__Source information__:
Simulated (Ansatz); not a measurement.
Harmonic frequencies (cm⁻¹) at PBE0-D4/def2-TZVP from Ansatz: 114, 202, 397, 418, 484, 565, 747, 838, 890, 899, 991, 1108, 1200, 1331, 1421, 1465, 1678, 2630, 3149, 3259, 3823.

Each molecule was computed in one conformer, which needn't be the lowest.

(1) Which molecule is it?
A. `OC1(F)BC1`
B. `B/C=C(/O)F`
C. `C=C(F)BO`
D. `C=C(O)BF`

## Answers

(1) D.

__Task item__: An exact reproduction of all the entries above is required.

__Exercise solution__:
Simulated (Ansatz); not a measurement.
Harmonic frequencies (cm⁻¹) at PBE0-D4/def2-TZVP from Ansatz: 114, 202, 397, 418, 484, 565, 747, 838, 890, 899, 991, 1108, 1200, 1331, 1421, 1465, 1678, 2630, 3149, 3259, 3823.

Each molecule was computed in one conformer, which needn't be the lowest.

(1) Which molecule is it?
A. `OC1(F)BC1`
B. `B/C=C(/O)F`
C. `C=C(F)BO`
D. `C=C(O)BF`

## Answers

(1) D.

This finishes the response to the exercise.